▸ Required action:
Retype the entries exactly. Include every line.

▸ Extracted entries:
——————————

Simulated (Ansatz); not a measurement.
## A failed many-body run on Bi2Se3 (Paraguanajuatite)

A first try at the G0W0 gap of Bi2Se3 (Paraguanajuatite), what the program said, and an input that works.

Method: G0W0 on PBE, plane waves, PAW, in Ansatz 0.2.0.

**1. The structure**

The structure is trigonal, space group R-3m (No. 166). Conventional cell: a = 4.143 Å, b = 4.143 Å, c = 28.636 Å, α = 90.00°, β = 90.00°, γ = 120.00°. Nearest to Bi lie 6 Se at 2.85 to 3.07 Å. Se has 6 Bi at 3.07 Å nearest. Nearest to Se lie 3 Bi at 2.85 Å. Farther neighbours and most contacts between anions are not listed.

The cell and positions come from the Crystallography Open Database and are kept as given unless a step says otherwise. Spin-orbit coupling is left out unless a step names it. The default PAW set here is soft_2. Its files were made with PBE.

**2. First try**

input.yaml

——————————

▸ Solution:
Simulated (Ansatz); not a measurement.
## A failed many-body run on Bi2Se3 (Paraguanajuatite)

A first try at the G0W0 gap of Bi2Se3 (Paraguanajuatite), what the program said, and an input that works.

Method: G0W0 on PBE, plane waves, PAW, in Ansatz 0.2.0.

**1. The structure**

The structure is trigonal, space group R-3m (No. 166). Conventional cell: a = 4.143 Å, b = 4.143 Å, c = 28.636 Å, α = 90.00°, β = 90.00°, γ = 120.00°. Nearest to Bi lie 6 Se at 2.85 to 3.07 Å. Se has 6 Bi at 3.07 Å nearest. Nearest to Se lie 3 Bi at 2.85 Å. Farther neighbours and most contacts between anions are not listed.

The cell and positions come from the Crystallography Open Database and are kept as given unless a step says otherwise. Spin-orbit coupling is left out unless a step names it. The default PAW set here is soft_2. Its files were made with PBE.

**2. First try**

input.yaml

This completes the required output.